WORK REQUEST >> Please reproduce each line of the data below exactly as shown.

AVAILABLE DATA >>
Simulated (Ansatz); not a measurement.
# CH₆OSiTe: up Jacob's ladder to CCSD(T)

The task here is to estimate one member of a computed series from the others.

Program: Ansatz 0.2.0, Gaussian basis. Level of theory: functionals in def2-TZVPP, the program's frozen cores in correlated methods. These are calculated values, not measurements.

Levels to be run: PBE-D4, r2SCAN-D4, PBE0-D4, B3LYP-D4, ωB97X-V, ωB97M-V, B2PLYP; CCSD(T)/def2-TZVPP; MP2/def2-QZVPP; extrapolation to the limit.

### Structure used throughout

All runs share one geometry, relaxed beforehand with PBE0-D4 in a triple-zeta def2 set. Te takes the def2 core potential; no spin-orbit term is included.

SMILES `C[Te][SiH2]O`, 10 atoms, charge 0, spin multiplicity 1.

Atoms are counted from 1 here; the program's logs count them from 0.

WRITTEN ANSWER >>
Simulated (Ansatz); not a measurement.
# CH₆OSiTe: up Jacob's ladder to CCSD(T)

The task here is to estimate one member of a computed series from the others.

Program: Ansatz 0.2.0, Gaussian basis. Level of theory: functionals in def2-TZVPP, the program's frozen cores in correlated methods. These are calculated values, not measurements.

Levels to be run: PBE-D4, r2SCAN-D4, PBE0-D4, B3LYP-D4, ωB97X-V, ωB97M-V, B2PLYP; CCSD(T)/def2-TZVPP; MP2/def2-QZVPP; extrapolation to the limit.

### Structure used throughout

All runs share one geometry, relaxed beforehand with PBE0-D4 in a triple-zeta def2 set. Te takes the def2 core potential; no spin-orbit term is included.

SMILES `C[Te][SiH2]O`, 10 atoms, charge 0, spin multiplicity 1.

Atoms are counted from 1 here; the program's logs count them from 0.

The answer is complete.